**ACTIVITY:** Take the entries below and print only the lines from the one with "Answer: 3.94 eV, indirect" through the one with "Answer: B 2p 85 %, N 2p 11 %.", exactly as they stand, both ends included.

**ENTRIES PROVIDED:**
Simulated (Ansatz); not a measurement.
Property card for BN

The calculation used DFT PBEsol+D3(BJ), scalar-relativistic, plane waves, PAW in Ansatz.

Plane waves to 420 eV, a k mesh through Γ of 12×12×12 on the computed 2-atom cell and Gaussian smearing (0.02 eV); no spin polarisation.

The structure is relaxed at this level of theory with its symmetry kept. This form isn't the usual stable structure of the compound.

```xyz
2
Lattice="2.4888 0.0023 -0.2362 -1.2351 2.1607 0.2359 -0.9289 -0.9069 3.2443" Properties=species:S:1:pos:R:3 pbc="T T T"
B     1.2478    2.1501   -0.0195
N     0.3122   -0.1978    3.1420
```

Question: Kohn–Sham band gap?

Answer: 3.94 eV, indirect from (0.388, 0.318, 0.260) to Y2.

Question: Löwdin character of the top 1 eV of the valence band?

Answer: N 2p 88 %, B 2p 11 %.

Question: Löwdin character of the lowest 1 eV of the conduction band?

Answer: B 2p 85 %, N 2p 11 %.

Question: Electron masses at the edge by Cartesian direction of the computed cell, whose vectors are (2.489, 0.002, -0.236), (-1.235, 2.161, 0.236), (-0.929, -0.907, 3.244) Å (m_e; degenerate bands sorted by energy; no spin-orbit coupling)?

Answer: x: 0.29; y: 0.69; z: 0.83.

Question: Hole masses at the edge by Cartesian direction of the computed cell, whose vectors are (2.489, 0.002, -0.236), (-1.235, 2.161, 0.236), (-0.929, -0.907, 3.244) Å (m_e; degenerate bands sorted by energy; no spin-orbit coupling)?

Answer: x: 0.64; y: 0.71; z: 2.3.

**EXERCISE OUTPUT:**
Answer: 3.94 eV, indirect from (0.388, 0.318, 0.260) to Y2.

Question: Löwdin character of the top 1 eV of the valence band?

Answer: N 2p 88 %, B 2p 11 %.

Question: Löwdin character of the lowest 1 eV of the conduction band?

Answer: B 2p 85 %, N 2p 11 %.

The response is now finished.